▶ _RECORD EXCERPTS_:
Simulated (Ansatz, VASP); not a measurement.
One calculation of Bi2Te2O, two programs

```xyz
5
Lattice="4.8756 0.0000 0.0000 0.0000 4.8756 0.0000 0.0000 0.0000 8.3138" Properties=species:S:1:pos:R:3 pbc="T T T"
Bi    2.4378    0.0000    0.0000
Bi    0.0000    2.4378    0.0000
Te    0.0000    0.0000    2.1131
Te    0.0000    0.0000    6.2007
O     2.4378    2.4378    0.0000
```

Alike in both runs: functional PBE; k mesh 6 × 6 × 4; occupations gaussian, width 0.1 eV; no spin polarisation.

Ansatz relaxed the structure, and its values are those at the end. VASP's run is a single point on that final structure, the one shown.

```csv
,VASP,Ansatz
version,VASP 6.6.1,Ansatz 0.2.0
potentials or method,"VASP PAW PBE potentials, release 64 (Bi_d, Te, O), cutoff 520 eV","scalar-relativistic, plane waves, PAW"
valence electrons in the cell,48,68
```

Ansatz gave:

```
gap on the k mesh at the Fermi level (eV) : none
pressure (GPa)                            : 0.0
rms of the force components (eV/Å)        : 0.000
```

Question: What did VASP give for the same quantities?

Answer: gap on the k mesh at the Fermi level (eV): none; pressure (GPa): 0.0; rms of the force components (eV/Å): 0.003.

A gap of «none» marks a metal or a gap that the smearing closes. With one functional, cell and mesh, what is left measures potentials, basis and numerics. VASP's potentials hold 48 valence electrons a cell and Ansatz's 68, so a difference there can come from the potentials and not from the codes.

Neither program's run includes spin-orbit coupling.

▶ _ASSIGNMENT_: An exact copy of all the entries above is what is needed.

▶ _TASK ANSWER_:
Simulated (Ansatz, VASP); not a measurement.
One calculation of Bi2Te2O, two programs

```xyz
5
Lattice="4.8756 0.0000 0.0000 0.0000 4.8756 0.0000 0.0000 0.0000 8.3138" Properties=species:S:1:pos:R:3 pbc="T T T"
Bi    2.4378    0.0000    0.0000
Bi    0.0000    2.4378    0.0000
Te    0.0000    0.0000    2.1131
Te    0.0000    0.0000    6.2007
O     2.4378    2.4378    0.0000
```

Alike in both runs: functional PBE; k mesh 6 × 6 × 4; occupations gaussian, width 0.1 eV; no spin polarisation.

Ansatz relaxed the structure, and its values are those at the end. VASP's run is a single point on that final structure, the one shown.

```csv
,VASP,Ansatz
version,VASP 6.6.1,Ansatz 0.2.0
potentials or method,"VASP PAW PBE potentials, release 64 (Bi_d, Te, O), cutoff 520 eV","scalar-relativistic, plane waves, PAW"
valence electrons in the cell,48,68
```

Ansatz gave:

```
gap on the k mesh at the Fermi level (eV) : none
pressure (GPa)                            : 0.0
rms of the force components (eV/Å)        : 0.000
```

Question: What did VASP give for the same quantities?

Answer: gap on the k mesh at the Fermi level (eV): none; pressure (GPa): 0.0; rms of the force components (eV/Å): 0.003.

A gap of «none» marks a metal or a gap that the smearing closes. With one functional, cell and mesh, what is left measures potentials, basis and numerics. VASP's potentials hold 48 valence electrons a cell and Ansatz's 68, so a difference there can come from the potentials and not from the codes.

Neither program's run includes spin-orbit coupling.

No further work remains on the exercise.